** EXCERPTED DATA follows **

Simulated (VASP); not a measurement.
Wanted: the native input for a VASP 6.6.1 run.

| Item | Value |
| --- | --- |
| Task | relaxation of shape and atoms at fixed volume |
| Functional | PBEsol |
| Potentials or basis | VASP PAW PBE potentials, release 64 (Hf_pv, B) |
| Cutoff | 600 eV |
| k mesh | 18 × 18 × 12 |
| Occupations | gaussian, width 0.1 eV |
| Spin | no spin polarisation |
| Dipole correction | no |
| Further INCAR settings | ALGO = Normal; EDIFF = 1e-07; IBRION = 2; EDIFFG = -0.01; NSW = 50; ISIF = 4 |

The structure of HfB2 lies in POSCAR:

** End of EXCERPTED DATA **

BRIEF — Only the lines from the start of the material through the line bearing "50; ISIF = 4 |" are needed, restated exactly, with both end lines included.

PROBLEM SOLUTION —
Simulated (VASP); not a measurement.
Wanted: the native input for a VASP 6.6.1 run.

| Item | Value |
| --- | --- |
| Task | relaxation of shape and atoms at fixed volume |
| Functional | PBEsol |
| Potentials or basis | VASP PAW PBE potentials, release 64 (Hf_pv, B) |
| Cutoff | 600 eV |
| k mesh | 18 × 18 × 12 |
| Occupations | gaussian, width 0.1 eV |
| Spin | no spin polarisation |
| Dipole correction | no |
| Further INCAR settings | ALGO = Normal; EDIFF = 1e-07; IBRION = 2; EDIFFG = -0.01; NSW = 50; ISIF = 4 |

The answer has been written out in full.